◆ BRIEF ◆
Exactly as they appear, copy the lines from the start of the entries below to the line containing "3193.1 | 7.3 |", both ends included.

◆ RECORD EXCERPTS ◆
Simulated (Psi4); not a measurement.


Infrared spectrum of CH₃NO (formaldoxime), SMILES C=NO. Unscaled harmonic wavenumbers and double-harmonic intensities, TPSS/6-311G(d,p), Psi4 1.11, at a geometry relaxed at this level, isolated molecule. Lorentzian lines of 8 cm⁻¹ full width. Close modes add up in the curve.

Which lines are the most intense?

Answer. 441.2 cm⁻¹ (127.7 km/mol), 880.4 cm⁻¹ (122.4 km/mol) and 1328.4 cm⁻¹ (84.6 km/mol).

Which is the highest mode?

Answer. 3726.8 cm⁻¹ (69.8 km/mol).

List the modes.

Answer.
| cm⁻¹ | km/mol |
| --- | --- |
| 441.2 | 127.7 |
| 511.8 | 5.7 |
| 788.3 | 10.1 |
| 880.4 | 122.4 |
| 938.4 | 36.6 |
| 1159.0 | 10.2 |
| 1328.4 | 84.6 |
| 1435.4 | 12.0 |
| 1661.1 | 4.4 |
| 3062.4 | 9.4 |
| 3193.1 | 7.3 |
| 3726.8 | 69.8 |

◆ TASK RESPONSE ◆
Simulated (Psi4); not a measurement.


Infrared spectrum of CH₃NO (formaldoxime), SMILES C=NO. Unscaled harmonic wavenumbers and double-harmonic intensities, TPSS/6-311G(d,p), Psi4 1.11, at a geometry relaxed at this level, isolated molecule. Lorentzian lines of 8 cm⁻¹ full width. Close modes add up in the curve.

Which lines are the most intense?

Answer. 441.2 cm⁻¹ (127.7 km/mol), 880.4 cm⁻¹ (122.4 km/mol) and 1328.4 cm⁻¹ (84.6 km/mol).

Which is the highest mode?

Answer. 3726.8 cm⁻¹ (69.8 km/mol).

List the modes.

Answer.
| cm⁻¹ | km/mol |
| --- | --- |
| 441.2 | 127.7 |
| 511.8 | 5.7 |
| 788.3 | 10.1 |
| 880.4 | 122.4 |
| 938.4 | 36.6 |
| 1159.0 | 10.2 |
| 1328.4 | 84.6 |
| 1435.4 | 12.0 |
| 1661.1 | 4.4 |
| 3062.4 | 9.4 |
| 3193.1 | 7.3 |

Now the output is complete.